▸ Brief
The line with "Problem. Take Δ", the line with "4. Bands: 4T2", and all lines between them in the material below: return these exactly, and no others.

▸ Dataset excerpts
--- START ---

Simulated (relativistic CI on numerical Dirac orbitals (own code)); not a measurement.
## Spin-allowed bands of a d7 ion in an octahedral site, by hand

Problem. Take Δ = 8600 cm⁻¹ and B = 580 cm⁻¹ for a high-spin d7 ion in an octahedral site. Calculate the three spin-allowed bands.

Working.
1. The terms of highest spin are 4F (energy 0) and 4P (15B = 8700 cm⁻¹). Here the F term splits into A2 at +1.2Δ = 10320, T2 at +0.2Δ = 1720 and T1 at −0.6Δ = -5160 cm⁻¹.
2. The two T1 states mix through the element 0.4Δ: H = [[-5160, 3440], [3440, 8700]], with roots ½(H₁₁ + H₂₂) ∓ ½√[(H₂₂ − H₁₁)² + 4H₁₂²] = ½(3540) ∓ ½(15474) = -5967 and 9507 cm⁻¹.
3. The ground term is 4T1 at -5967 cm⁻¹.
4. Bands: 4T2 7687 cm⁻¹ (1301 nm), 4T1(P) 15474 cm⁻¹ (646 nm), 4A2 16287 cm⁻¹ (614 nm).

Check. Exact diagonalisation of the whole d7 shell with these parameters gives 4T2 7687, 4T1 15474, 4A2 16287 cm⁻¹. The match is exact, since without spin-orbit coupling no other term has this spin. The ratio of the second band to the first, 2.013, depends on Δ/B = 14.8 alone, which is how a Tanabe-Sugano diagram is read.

--- END ---

▸ Exercise result
Problem. Take Δ = 8600 cm⁻¹ and B = 580 cm⁻¹ for a high-spin d7 ion in an octahedral site. Calculate the three spin-allowed bands.

Working.
1. The terms of highest spin are 4F (energy 0) and 4P (15B = 8700 cm⁻¹). Here the F term splits into A2 at +1.2Δ = 10320, T2 at +0.2Δ = 1720 and T1 at −0.6Δ = -5160 cm⁻¹.
2. The two T1 states mix through the element 0.4Δ: H = [[-5160, 3440], [3440, 8700]], with roots ½(H₁₁ + H₂₂) ∓ ½√[(H₂₂ − H₁₁)² + 4H₁₂²] = ½(3540) ∓ ½(15474) = -5967 and 9507 cm⁻¹.
3. The ground term is 4T1 at -5967 cm⁻¹.
4. Bands: 4T2 7687 cm⁻¹ (1301 nm), 4T1(P) 15474 cm⁻¹ (646 nm), 4A2 16287 cm⁻¹ (614 nm).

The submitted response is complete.